**Source information**
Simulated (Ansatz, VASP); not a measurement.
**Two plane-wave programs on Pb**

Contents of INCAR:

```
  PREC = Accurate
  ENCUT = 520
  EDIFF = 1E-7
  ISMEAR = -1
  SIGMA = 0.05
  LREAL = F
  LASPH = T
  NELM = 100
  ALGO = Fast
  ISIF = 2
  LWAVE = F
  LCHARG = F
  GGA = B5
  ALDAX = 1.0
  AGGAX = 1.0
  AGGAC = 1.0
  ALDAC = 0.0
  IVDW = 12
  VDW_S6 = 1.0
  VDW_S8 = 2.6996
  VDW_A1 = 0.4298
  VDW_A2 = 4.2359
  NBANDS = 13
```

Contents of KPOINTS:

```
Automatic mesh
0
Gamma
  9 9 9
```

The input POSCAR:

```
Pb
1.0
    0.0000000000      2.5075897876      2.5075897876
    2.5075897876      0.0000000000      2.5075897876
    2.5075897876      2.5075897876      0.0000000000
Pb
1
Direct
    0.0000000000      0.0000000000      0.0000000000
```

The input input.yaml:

**Brief**
Take the records above and return them exactly as written.

**Response**
Simulated (Ansatz, VASP); not a measurement.
**Two plane-wave programs on Pb**

Contents of INCAR:

```
  PREC = Accurate
  ENCUT = 520
  EDIFF = 1E-7
  ISMEAR = -1
  SIGMA = 0.05
  LREAL = F
  LASPH = T
  NELM = 100
  ALGO = Fast
  ISIF = 2
  LWAVE = F
  LCHARG = F
  GGA = B5
  ALDAX = 1.0
  AGGAX = 1.0
  AGGAC = 1.0
  ALDAC = 0.0
  IVDW = 12
  VDW_S6 = 1.0
  VDW_S8 = 2.6996
  VDW_A1 = 0.4298
  VDW_A2 = 4.2359
  NBANDS = 13
```

Contents of KPOINTS:

```
Automatic mesh
0
Gamma
  9 9 9
```

The input POSCAR:

```
Pb
1.0
    0.0000000000      2.5075897876      2.5075897876
    2.5075897876      0.0000000000      2.5075897876
    2.5075897876      2.5075897876      0.0000000000
Pb
1
Direct
    0.0000000000      0.0000000000      0.0000000000
```

The input input.yaml:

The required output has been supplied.